RAW DATA:
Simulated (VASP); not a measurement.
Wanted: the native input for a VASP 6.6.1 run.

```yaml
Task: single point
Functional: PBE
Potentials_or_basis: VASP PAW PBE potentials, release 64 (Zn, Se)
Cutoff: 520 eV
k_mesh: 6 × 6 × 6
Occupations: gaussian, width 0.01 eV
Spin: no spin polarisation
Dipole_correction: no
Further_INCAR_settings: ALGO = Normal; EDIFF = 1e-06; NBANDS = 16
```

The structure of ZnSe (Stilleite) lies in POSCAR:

WORK REQUEST:
Every line of the data above should be copied exactly.

YOUR RESPONSE:
Simulated (VASP); not a measurement.
Wanted: the native input for a VASP 6.6.1 run.

```yaml
Task: single point
Functional: PBE
Potentials_or_basis: VASP PAW PBE potentials, release 64 (Zn, Se)
Cutoff: 520 eV
k_mesh: 6 × 6 × 6
Occupations: gaussian, width 0.01 eV
Spin: no spin polarisation
Dipole_correction: no
Further_INCAR_settings: ALGO = Normal; EDIFF = 1e-06; NBANDS = 16
```

The structure of ZnSe (Stilleite) lies in POSCAR:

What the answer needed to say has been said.